DATA EXCERPTS:
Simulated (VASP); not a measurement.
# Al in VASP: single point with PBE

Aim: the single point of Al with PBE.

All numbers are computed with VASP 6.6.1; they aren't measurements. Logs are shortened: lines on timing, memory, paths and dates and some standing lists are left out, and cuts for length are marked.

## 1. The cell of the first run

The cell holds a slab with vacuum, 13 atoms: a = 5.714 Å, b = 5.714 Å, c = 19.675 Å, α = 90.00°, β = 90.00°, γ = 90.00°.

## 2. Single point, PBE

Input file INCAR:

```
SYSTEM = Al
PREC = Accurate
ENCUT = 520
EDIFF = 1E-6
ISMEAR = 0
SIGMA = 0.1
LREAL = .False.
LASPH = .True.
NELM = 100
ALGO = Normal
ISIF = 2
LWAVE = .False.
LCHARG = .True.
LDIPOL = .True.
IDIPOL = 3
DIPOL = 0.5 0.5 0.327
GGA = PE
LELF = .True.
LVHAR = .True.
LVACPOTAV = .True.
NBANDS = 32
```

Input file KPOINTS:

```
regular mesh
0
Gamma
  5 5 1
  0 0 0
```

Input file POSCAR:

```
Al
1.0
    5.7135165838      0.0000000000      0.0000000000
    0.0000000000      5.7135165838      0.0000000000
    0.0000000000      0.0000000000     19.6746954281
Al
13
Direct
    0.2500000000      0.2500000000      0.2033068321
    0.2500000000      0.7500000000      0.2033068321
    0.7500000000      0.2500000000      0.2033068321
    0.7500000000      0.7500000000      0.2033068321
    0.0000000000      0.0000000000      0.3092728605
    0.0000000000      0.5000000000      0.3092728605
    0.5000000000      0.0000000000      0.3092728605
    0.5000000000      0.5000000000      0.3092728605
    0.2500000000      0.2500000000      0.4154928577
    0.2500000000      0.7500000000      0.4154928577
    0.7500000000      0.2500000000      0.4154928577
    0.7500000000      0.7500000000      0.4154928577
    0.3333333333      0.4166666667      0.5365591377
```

WORK ORDER:
In the records above, find the line with "Aim: the single point of Al with PBE."; write out exactly that line and each one after it, stopping after the line with "All numbers are".

EXPECTED ANSWER:
Aim: the single point of Al with PBE.

All numbers are computed with VASP 6.6.1; they aren't measurements. Logs are shortened: lines on timing, memory, paths and dates and some standing lists are left out, and cuts for length are marked.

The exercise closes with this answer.